When you reach the line containing "Ansatz 0.2.0 |", stop after it; until then, copy each line of the listing exactly, starting with the first.

» Data for analysis:
════════════════

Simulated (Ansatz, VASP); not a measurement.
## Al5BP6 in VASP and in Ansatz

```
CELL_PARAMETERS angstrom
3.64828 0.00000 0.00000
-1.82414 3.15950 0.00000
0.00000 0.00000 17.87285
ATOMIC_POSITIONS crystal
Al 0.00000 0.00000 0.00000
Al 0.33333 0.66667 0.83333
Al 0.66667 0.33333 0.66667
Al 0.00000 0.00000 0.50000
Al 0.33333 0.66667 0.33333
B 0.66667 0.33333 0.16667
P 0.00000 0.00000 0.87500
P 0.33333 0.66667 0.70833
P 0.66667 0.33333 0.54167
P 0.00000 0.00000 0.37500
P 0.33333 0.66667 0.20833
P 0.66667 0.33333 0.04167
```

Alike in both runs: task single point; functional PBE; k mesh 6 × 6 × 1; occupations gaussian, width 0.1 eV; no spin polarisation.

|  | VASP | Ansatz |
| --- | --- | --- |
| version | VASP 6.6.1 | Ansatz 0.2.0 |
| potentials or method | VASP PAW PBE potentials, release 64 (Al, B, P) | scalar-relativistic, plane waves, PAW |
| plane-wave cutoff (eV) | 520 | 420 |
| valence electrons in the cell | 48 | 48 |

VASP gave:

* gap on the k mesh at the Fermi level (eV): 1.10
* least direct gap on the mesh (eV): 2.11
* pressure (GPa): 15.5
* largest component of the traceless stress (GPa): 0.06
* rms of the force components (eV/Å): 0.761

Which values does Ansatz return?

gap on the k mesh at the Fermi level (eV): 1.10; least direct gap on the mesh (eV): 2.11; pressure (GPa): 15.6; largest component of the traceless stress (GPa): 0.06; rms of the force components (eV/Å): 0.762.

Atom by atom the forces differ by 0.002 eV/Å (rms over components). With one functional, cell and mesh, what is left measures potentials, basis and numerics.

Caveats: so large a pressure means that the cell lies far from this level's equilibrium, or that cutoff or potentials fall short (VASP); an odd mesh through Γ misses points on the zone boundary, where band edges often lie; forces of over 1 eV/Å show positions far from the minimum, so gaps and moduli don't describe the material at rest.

════════════════

» Problem solution:
Simulated (Ansatz, VASP); not a measurement.
## Al5BP6 in VASP and in Ansatz

```
CELL_PARAMETERS angstrom
3.64828 0.00000 0.00000
-1.82414 3.15950 0.00000
0.00000 0.00000 17.87285
ATOMIC_POSITIONS crystal
Al 0.00000 0.00000 0.00000
Al 0.33333 0.66667 0.83333
Al 0.66667 0.33333 0.66667
Al 0.00000 0.00000 0.50000
Al 0.33333 0.66667 0.33333
B 0.66667 0.33333 0.16667
P 0.00000 0.00000 0.87500
P 0.33333 0.66667 0.70833
P 0.66667 0.33333 0.54167
P 0.00000 0.00000 0.37500
P 0.33333 0.66667 0.20833
P 0.66667 0.33333 0.04167
```

Alike in both runs: task single point; functional PBE; k mesh 6 × 6 × 1; occupations gaussian, width 0.1 eV; no spin polarisation.

|  | VASP | Ansatz |
| --- | --- | --- |
| version | VASP 6.6.1 | Ansatz 0.2.0 |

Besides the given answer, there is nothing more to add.